**Supplied data:**
*** Block opens ***

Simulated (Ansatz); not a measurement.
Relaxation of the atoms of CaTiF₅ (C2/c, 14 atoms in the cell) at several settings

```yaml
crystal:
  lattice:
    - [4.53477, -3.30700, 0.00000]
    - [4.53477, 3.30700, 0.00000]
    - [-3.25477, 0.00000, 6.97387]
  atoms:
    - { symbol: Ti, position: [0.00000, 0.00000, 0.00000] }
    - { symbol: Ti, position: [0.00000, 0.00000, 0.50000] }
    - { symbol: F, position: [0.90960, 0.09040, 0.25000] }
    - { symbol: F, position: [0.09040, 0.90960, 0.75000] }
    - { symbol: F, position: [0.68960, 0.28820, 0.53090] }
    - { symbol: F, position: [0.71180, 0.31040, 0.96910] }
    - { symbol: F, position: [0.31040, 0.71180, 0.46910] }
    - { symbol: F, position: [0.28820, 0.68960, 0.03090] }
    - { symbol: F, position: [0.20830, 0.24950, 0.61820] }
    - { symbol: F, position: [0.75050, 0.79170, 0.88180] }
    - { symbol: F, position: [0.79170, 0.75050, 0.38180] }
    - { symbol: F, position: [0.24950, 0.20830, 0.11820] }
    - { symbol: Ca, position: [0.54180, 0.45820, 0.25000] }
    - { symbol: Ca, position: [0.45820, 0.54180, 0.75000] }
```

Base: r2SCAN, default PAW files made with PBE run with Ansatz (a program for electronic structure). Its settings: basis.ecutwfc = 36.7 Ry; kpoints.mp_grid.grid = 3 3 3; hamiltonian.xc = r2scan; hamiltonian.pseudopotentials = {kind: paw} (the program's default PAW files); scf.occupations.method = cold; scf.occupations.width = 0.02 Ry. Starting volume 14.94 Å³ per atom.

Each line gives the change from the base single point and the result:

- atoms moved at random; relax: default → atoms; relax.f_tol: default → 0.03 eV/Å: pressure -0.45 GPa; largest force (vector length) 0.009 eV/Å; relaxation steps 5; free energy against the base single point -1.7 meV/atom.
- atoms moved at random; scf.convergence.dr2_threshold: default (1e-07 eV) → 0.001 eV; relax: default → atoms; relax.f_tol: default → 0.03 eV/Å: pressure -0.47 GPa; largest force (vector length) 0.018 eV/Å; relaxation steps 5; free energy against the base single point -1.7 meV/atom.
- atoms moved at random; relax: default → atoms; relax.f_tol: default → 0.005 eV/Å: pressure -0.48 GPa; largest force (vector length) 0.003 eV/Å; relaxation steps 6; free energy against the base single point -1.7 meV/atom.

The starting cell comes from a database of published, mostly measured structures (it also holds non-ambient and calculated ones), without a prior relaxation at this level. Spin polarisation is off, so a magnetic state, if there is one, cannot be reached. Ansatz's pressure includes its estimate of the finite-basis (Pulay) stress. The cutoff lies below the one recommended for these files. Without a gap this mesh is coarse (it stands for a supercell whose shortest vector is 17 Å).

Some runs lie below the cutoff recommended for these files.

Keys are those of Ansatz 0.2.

*** Block closes ***

**Exercise:** Your response should hold the lines from the first line of the entries above through the line with "Each line gives", each retyped exactly, and nothing else.

**Task output:**
Simulated (Ansatz); not a measurement.
Relaxation of the atoms of CaTiF₅ (C2/c, 14 atoms in the cell) at several settings

```yaml
crystal:
  lattice:
    - [4.53477, -3.30700, 0.00000]
    - [4.53477, 3.30700, 0.00000]
    - [-3.25477, 0.00000, 6.97387]
  atoms:
    - { symbol: Ti, position: [0.00000, 0.00000, 0.00000] }
    - { symbol: Ti, position: [0.00000, 0.00000, 0.50000] }
    - { symbol: F, position: [0.90960, 0.09040, 0.25000] }
    - { symbol: F, position: [0.09040, 0.90960, 0.75000] }
    - { symbol: F, position: [0.68960, 0.28820, 0.53090] }
    - { symbol: F, position: [0.71180, 0.31040, 0.96910] }
    - { symbol: F, position: [0.31040, 0.71180, 0.46910] }
    - { symbol: F, position: [0.28820, 0.68960, 0.03090] }
    - { symbol: F, position: [0.20830, 0.24950, 0.61820] }
    - { symbol: F, position: [0.75050, 0.79170, 0.88180] }
    - { symbol: F, position: [0.79170, 0.75050, 0.38180] }
    - { symbol: F, position: [0.24950, 0.20830, 0.11820] }
    - { symbol: Ca, position: [0.54180, 0.45820, 0.25000] }
    - { symbol: Ca, position: [0.45820, 0.54180, 0.75000] }
```

Base: r2SCAN, default PAW files made with PBE run with Ansatz (a program for electronic structure). Its settings: basis.ecutwfc = 36.7 Ry; kpoints.mp_grid.grid = 3 3 3; hamiltonian.xc = r2scan; hamiltonian.pseudopotentials = {kind: paw} (the program's default PAW files); scf.occupations.method = cold; scf.occupations.width = 0.02 Ry. Starting volume 14.94 Å³ per atom.

Each line gives the change from the base single point and the result:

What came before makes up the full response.